■ **Work instruction**
Each entry below should be retyped exactly, with nothing omitted.

■ **Extracted records**
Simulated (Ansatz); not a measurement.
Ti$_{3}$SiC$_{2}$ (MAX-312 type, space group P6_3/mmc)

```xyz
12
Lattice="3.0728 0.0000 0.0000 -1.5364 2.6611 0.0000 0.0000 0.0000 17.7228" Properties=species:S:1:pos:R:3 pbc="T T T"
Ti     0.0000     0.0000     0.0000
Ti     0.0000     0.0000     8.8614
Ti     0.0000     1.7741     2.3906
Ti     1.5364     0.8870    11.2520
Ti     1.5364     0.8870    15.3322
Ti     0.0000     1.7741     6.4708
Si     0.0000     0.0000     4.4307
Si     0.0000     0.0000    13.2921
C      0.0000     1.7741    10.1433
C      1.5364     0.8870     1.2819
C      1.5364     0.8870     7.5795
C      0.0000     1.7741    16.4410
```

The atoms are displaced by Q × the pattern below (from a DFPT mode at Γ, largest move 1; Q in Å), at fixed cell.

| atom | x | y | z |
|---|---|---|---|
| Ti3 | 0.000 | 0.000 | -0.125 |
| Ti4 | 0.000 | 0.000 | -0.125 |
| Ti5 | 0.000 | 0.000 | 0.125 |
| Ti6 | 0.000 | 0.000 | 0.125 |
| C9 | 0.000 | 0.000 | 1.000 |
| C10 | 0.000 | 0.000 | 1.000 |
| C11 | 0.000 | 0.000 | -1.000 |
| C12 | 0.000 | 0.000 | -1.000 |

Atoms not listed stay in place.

■ **Task answer**
Simulated (Ansatz); not a measurement.
Ti$_{3}$SiC$_{2}$ (MAX-312 type, space group P6_3/mmc)

```xyz
12
Lattice="3.0728 0.0000 0.0000 -1.5364 2.6611 0.0000 0.0000 0.0000 17.7228" Properties=species:S:1:pos:R:3 pbc="T T T"
Ti     0.0000     0.0000     0.0000
Ti     0.0000     0.0000     8.8614
Ti     0.0000     1.7741     2.3906
Ti     1.5364     0.8870    11.2520
Ti     1.5364     0.8870    15.3322
Ti     0.0000     1.7741     6.4708
Si     0.0000     0.0000     4.4307
Si     0.0000     0.0000    13.2921
C      0.0000     1.7741    10.1433
C      1.5364     0.8870     1.2819
C      1.5364     0.8870     7.5795
C      0.0000     1.7741    16.4410
```

The atoms are displaced by Q × the pattern below (from a DFPT mode at Γ, largest move 1; Q in Å), at fixed cell.

| atom | x | y | z |
|---|---|---|---|
| Ti3 | 0.000 | 0.000 | -0.125 |
| Ti4 | 0.000 | 0.000 | -0.125 |
| Ti5 | 0.000 | 0.000 | 0.125 |
| Ti6 | 0.000 | 0.000 | 0.125 |
| C9 | 0.000 | 0.000 | 1.000 |
| C10 | 0.000 | 0.000 | 1.000 |
| C11 | 0.000 | 0.000 | -1.000 |
| C12 | 0.000 | 0.000 | -1.000 |

Atoms not listed stay in place.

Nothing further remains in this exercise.